Your answer must be the full listing below, repeated exactly.

== Material supplied

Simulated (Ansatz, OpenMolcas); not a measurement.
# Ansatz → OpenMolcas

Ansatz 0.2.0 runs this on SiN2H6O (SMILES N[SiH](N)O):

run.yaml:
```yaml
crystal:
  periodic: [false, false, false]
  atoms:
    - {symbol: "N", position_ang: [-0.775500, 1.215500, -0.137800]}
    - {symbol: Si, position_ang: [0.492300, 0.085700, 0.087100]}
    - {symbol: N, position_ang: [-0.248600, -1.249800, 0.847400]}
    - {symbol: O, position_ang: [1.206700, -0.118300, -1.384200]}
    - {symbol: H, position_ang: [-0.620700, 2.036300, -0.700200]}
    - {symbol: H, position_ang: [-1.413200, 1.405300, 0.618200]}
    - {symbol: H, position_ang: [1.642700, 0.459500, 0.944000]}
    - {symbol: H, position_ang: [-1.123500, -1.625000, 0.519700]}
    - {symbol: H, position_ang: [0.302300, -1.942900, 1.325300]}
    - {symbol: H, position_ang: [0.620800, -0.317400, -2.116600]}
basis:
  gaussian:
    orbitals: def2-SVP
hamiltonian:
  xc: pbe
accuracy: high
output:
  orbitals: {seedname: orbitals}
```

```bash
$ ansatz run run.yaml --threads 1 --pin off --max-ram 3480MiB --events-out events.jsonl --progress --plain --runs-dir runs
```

====

**Answer box:**
Simulated (Ansatz, OpenMolcas); not a measurement.
# Ansatz → OpenMolcas

Ansatz 0.2.0 runs this on SiN2H6O (SMILES N[SiH](N)O):

run.yaml:
```yaml
crystal:
  periodic: [false, false, false]
  atoms:
    - {symbol: "N", position_ang: [-0.775500, 1.215500, -0.137800]}
    - {symbol: Si, position_ang: [0.492300, 0.085700, 0.087100]}
    - {symbol: N, position_ang: [-0.248600, -1.249800, 0.847400]}
    - {symbol: O, position_ang: [1.206700, -0.118300, -1.384200]}
    - {symbol: H, position_ang: [-0.620700, 2.036300, -0.700200]}
    - {symbol: H, position_ang: [-1.413200, 1.405300, 0.618200]}
    - {symbol: H, position_ang: [1.642700, 0.459500, 0.944000]}
    - {symbol: H, position_ang: [-1.123500, -1.625000, 0.519700]}
    - {symbol: H, position_ang: [0.302300, -1.942900, 1.325300]}
    - {symbol: H, position_ang: [0.620800, -0.317400, -2.116600]}
basis:
  gaussian:
    orbitals: def2-SVP
hamiltonian:
  xc: pbe
accuracy: high
output:
  orbitals: {seedname: orbitals}
```

```bash
$ ansatz run run.yaml --threads 1 --pin off --max-ram 3480MiB --events-out events.jsonl --progress --plain --runs-dir runs
```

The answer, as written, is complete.